__Activity__.
Reproduce the records that follow exactly as they appear.

────

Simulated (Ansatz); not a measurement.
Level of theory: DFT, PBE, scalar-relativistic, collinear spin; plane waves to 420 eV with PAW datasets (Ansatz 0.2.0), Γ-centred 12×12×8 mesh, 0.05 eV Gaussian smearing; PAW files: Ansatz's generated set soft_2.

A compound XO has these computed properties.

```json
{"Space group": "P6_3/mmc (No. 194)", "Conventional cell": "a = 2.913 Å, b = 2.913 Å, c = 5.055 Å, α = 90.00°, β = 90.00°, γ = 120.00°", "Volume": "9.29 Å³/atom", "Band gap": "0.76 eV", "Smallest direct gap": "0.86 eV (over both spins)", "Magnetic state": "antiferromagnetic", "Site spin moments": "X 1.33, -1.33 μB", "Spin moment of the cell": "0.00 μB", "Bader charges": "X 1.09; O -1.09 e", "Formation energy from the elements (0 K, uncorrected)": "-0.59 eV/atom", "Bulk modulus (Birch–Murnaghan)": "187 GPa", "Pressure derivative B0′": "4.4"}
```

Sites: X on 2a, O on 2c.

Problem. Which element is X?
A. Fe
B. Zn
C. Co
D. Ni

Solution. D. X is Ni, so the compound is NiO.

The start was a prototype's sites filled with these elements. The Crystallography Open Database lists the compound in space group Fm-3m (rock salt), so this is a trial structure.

────

__Task solution__.
Simulated (Ansatz); not a measurement.
Level of theory: DFT, PBE, scalar-relativistic, collinear spin; plane waves to 420 eV with PAW datasets (Ansatz 0.2.0), Γ-centred 12×12×8 mesh, 0.05 eV Gaussian smearing; PAW files: Ansatz's generated set soft_2.

A compound XO has these computed properties.

```json
{"Space group": "P6_3/mmc (No. 194)", "Conventional cell": "a = 2.913 Å, b = 2.913 Å, c = 5.055 Å, α = 90.00°, β = 90.00°, γ = 120.00°", "Volume": "9.29 Å³/atom", "Band gap": "0.76 eV", "Smallest direct gap": "0.86 eV (over both spins)", "Magnetic state": "antiferromagnetic", "Site spin moments": "X 1.33, -1.33 μB", "Spin moment of the cell": "0.00 μB", "Bader charges": "X 1.09; O -1.09 e", "Formation energy from the elements (0 K, uncorrected)": "-0.59 eV/atom", "Bulk modulus (Birch–Murnaghan)": "187 GPa", "Pressure derivative B0′": "4.4"}
```

Sites: X on 2a, O on 2c.

Problem. Which element is X?
A. Fe
B. Zn
C. Co
D. Ni

Solution. D. X is Ni, so the compound is NiO.

The start was a prototype's sites filled with these elements. The Crystallography Open Database lists the compound in space group Fm-3m (rock salt), so this is a trial structure.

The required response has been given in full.